___ RECORD SET ___

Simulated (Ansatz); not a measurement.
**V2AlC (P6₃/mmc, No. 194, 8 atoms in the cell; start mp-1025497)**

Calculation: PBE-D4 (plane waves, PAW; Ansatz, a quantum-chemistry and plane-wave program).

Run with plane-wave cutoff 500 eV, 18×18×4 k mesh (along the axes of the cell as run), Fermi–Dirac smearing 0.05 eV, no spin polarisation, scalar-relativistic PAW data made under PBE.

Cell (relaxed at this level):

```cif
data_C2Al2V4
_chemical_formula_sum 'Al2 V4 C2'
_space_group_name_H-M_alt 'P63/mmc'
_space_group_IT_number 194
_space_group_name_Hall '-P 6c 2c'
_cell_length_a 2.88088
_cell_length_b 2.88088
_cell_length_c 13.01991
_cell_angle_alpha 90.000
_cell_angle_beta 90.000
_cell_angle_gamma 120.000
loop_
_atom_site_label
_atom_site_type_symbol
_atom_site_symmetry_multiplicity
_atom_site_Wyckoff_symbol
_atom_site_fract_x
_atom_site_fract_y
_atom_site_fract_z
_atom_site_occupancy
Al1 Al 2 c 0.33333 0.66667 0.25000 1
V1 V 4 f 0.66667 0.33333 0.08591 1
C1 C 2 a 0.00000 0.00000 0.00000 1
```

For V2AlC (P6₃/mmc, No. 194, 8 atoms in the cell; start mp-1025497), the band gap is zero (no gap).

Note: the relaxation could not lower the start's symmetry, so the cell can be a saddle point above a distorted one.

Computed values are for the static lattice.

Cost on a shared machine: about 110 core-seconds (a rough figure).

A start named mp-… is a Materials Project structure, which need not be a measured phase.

___

ACTION ITEM: Please transcribe the data above without changes, from its first line to its "Computed values are for the static lattice." line, and leave out anything past that.

EXERCISE RESULT:
Simulated (Ansatz); not a measurement.
**V2AlC (P6₃/mmc, No. 194, 8 atoms in the cell; start mp-1025497)**

Calculation: PBE-D4 (plane waves, PAW; Ansatz, a quantum-chemistry and plane-wave program).

Run with plane-wave cutoff 500 eV, 18×18×4 k mesh (along the axes of the cell as run), Fermi–Dirac smearing 0.05 eV, no spin polarisation, scalar-relativistic PAW data made under PBE.

Cell (relaxed at this level):

```cif
data_C2Al2V4
_chemical_formula_sum 'Al2 V4 C2'
_space_group_name_H-M_alt 'P63/mmc'
_space_group_IT_number 194
_space_group_name_Hall '-P 6c 2c'
_cell_length_a 2.88088
_cell_length_b 2.88088
_cell_length_c 13.01991
_cell_angle_alpha 90.000
_cell_angle_beta 90.000
_cell_angle_gamma 120.000
loop_
_atom_site_label
_atom_site_type_symbol
_atom_site_symmetry_multiplicity
_atom_site_Wyckoff_symbol
_atom_site_fract_x
_atom_site_fract_y
_atom_site_fract_z
_atom_site_occupancy
Al1 Al 2 c 0.33333 0.66667 0.25000 1
V1 V 4 f 0.66667 0.33333 0.08591 1
C1 C 2 a 0.00000 0.00000 0.00000 1
```

For V2AlC (P6₃/mmc, No. 194, 8 atoms in the cell; start mp-1025497), the band gap is zero (no gap).

Note: the relaxation could not lower the start's symmetry, so the cell can be a saddle point above a distorted one.

Computed values are for the static lattice.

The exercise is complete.